#####
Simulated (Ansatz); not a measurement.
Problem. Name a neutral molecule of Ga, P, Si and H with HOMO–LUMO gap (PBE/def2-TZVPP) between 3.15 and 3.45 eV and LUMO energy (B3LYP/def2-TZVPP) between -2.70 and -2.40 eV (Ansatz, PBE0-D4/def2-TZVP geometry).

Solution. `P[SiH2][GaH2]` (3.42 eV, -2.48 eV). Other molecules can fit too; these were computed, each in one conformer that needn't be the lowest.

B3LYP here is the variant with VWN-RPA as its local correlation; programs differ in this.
#####

ACTION ITEM: The entries above must be copied verbatim. Leave none out.

TASK SOLUTION:
Simulated (Ansatz); not a measurement.
Problem. Name a neutral molecule of Ga, P, Si and H with HOMO–LUMO gap (PBE/def2-TZVPP) between 3.15 and 3.45 eV and LUMO energy (B3LYP/def2-TZVPP) between -2.70 and -2.40 eV (Ansatz, PBE0-D4/def2-TZVP geometry).

Solution. `P[SiH2][GaH2]` (3.42 eV, -2.48 eV). Other molecules can fit too; these were computed, each in one conformer that needn't be the lowest.

B3LYP here is the variant with VWN-RPA as its local correlation; programs differ in this.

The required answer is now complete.